>>

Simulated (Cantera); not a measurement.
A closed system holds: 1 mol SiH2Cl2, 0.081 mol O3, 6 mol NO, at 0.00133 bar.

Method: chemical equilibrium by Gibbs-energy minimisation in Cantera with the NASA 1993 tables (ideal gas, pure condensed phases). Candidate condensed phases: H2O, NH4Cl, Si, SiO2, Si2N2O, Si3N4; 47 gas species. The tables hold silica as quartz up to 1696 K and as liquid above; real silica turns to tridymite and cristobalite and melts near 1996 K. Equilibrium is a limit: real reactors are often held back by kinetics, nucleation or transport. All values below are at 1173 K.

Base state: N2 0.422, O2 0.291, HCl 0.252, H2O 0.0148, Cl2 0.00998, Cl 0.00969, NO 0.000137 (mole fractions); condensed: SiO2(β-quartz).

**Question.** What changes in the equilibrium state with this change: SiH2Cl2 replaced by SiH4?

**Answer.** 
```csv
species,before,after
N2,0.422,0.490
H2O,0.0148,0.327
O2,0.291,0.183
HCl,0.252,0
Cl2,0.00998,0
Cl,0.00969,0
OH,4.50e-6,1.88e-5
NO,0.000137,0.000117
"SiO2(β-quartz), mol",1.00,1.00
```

<<

From the first line of the data above through the line containing "A closed system", set each line down again exactly; include both ends and omit everything else.

*Reply*.
Simulated (Cantera); not a measurement.
A closed system holds: 1 mol SiH2Cl2, 0.081 mol O3, 6 mol NO, at 0.00133 bar.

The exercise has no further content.